■ ■ ■ ■ ■ ■ ■
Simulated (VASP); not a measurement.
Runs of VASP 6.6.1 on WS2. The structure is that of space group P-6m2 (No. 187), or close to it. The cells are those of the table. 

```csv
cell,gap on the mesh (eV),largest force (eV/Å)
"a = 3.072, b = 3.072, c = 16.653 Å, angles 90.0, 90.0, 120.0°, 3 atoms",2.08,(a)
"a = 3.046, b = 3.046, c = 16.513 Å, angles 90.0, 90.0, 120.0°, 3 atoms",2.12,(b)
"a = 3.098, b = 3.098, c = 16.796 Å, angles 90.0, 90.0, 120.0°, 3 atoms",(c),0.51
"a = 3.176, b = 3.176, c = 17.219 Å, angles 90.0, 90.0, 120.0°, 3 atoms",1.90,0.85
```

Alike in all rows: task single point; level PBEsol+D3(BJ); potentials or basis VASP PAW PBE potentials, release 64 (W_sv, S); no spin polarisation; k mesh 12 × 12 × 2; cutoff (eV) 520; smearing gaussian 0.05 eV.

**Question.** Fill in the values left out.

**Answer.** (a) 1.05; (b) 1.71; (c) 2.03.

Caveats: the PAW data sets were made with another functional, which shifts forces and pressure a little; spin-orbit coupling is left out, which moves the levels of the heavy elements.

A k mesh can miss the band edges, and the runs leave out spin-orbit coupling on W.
■ ■ ■ ■ ■ ■ ■

_Exercise:_ Each record above is to be restated word for word.

_Your response:_
Simulated (VASP); not a measurement.
Runs of VASP 6.6.1 on WS2. The structure is that of space group P-6m2 (No. 187), or close to it. The cells are those of the table. 

```csv
cell,gap on the mesh (eV),largest force (eV/Å)
"a = 3.072, b = 3.072, c = 16.653 Å, angles 90.0, 90.0, 120.0°, 3 atoms",2.08,(a)
"a = 3.046, b = 3.046, c = 16.513 Å, angles 90.0, 90.0, 120.0°, 3 atoms",2.12,(b)
"a = 3.098, b = 3.098, c = 16.796 Å, angles 90.0, 90.0, 120.0°, 3 atoms",(c),0.51
"a = 3.176, b = 3.176, c = 17.219 Å, angles 90.0, 90.0, 120.0°, 3 atoms",1.90,0.85
```

Alike in all rows: task single point; level PBEsol+D3(BJ); potentials or basis VASP PAW PBE potentials, release 64 (W_sv, S); no spin polarisation; k mesh 12 × 12 × 2; cutoff (eV) 520; smearing gaussian 0.05 eV.

**Question.** Fill in the values left out.

**Answer.** (a) 1.05; (b) 1.71; (c) 2.03.

Caveats: the PAW data sets were made with another functional, which shifts forces and pressure a little; spin-orbit coupling is left out, which moves the levels of the heavy elements.

A k mesh can miss the band edges, and the runs leave out spin-orbit coupling on W.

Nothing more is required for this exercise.